[[ Records supplied open ]]

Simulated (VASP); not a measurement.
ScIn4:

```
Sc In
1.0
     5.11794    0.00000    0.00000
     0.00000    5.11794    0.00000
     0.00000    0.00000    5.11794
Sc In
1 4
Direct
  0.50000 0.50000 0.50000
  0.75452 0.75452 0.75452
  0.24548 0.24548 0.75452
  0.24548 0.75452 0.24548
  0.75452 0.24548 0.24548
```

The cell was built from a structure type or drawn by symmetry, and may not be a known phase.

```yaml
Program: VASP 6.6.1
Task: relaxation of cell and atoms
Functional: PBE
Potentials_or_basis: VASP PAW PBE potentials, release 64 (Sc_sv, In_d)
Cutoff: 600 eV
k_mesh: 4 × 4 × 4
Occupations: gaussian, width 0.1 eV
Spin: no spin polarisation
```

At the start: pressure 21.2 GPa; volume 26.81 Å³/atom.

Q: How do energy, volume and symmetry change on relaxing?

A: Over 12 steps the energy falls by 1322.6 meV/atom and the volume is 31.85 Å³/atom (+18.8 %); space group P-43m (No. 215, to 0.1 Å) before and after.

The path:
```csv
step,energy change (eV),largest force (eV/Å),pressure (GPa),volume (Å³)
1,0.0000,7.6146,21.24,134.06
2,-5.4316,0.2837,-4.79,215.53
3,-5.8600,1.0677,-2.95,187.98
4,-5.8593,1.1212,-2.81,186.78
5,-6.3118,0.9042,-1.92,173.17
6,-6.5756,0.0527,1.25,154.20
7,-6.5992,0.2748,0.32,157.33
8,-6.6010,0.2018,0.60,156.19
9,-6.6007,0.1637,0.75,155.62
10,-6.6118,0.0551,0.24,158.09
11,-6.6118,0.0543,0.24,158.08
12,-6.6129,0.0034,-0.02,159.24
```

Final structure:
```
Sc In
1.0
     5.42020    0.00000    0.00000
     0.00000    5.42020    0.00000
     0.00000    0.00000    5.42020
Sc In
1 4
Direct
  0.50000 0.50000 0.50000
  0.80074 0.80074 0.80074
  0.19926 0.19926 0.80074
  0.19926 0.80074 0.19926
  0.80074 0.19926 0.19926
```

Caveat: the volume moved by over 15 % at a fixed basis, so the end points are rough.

[[ Records supplied closed ]]

Work instruction:
Please output only the lines from the first line of the entries through the line with "The cell was", both included, exactly as written.

Written solution:
Simulated (VASP); not a measurement.
ScIn4:

```
Sc In
1.0
     5.11794    0.00000    0.00000
     0.00000    5.11794    0.00000
     0.00000    0.00000    5.11794
Sc In
1 4
Direct
  0.50000 0.50000 0.50000
  0.75452 0.75452 0.75452
  0.24548 0.24548 0.75452
  0.24548 0.75452 0.24548
  0.75452 0.24548 0.24548
```

The cell was built from a structure type or drawn by symmetry, and may not be a known phase.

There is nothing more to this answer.